→ **Work request**: For each line of the listing, output an exact copy.

+++
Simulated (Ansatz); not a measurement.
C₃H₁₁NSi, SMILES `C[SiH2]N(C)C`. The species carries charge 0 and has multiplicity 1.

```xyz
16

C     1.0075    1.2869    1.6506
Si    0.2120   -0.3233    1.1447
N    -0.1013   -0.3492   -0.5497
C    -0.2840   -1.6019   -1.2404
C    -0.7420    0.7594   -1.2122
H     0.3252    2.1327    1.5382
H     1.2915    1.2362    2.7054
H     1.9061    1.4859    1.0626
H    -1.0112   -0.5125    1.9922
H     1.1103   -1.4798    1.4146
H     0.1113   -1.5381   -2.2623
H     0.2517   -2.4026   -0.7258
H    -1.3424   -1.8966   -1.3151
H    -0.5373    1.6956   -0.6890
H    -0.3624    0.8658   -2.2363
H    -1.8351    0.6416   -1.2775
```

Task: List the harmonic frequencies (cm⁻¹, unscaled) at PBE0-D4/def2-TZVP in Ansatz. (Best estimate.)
+++

→ **Written answer**:
Simulated (Ansatz); not a measurement.
C₃H₁₁NSi, SMILES `C[SiH2]N(C)C`. The species carries charge 0 and has multiplicity 1.

```xyz
16

C     1.0075    1.2869    1.6506
Si    0.2120   -0.3233    1.1447
N    -0.1013   -0.3492   -0.5497
C    -0.2840   -1.6019   -1.2404
C    -0.7420    0.7594   -1.2122
H     0.3252    2.1327    1.5382
H     1.2915    1.2362    2.7054
H     1.9061    1.4859    1.0626
H    -1.0112   -0.5125    1.9922
H     1.1103   -1.4798    1.4146
H     0.1113   -1.5381   -2.2623
H     0.2517   -2.4026   -0.7258
H    -1.3424   -1.8966   -1.3151
H    -0.5373    1.6956   -0.6890
H    -0.3624    0.8658   -2.2363
H    -1.8351    0.6416   -1.2775
```

Task: List the harmonic frequencies (cm⁻¹, unscaled) at PBE0-D4/def2-TZVP in Ansatz. (Best estimate.)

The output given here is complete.